■ Assigned task:
Every record below, from the first line to the last, is to be set down again exactly.

■ Data section:
++++++

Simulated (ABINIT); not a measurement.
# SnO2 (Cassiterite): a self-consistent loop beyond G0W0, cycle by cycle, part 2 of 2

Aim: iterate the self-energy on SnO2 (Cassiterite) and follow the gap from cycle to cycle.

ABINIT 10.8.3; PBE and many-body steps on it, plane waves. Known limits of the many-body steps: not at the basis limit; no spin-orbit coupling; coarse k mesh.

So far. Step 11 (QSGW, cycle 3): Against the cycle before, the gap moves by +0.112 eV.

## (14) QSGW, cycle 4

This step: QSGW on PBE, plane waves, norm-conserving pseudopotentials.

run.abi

++++++

■ Answer box:
Simulated (ABINIT); not a measurement.
# SnO2 (Cassiterite): a self-consistent loop beyond G0W0, cycle by cycle, part 2 of 2

Aim: iterate the self-energy on SnO2 (Cassiterite) and follow the gap from cycle to cycle.

ABINIT 10.8.3; PBE and many-body steps on it, plane waves. Known limits of the many-body steps: not at the basis limit; no spin-orbit coupling; coarse k mesh.

So far. Step 11 (QSGW, cycle 3): Against the cycle before, the gap moves by +0.112 eV.

## (14) QSGW, cycle 4

This step: QSGW on PBE, plane waves, norm-conserving pseudopotentials.

run.abi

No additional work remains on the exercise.